→ Assigned task:
All of the data should be restated exactly as it stands.

→ Supplied data:
▶
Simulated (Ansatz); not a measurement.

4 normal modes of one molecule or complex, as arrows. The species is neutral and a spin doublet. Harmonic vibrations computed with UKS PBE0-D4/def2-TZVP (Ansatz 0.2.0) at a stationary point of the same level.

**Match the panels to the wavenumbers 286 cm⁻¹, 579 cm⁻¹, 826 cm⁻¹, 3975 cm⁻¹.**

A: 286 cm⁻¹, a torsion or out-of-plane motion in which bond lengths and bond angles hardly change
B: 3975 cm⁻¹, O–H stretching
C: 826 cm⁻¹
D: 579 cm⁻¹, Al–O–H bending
◀

→ Expected answer:
Simulated (Ansatz); not a measurement.

4 normal modes of one molecule or complex, as arrows. The species is neutral and a spin doublet. Harmonic vibrations computed with UKS PBE0-D4/def2-TZVP (Ansatz 0.2.0) at a stationary point of the same level.

**Match the panels to the wavenumbers 286 cm⁻¹, 579 cm⁻¹, 826 cm⁻¹, 3975 cm⁻¹.**

A: 286 cm⁻¹, a torsion or out-of-plane motion in which bond lengths and bond angles hardly change
B: 3975 cm⁻¹, O–H stretching
C: 826 cm⁻¹
D: 579 cm⁻¹, Al–O–H bending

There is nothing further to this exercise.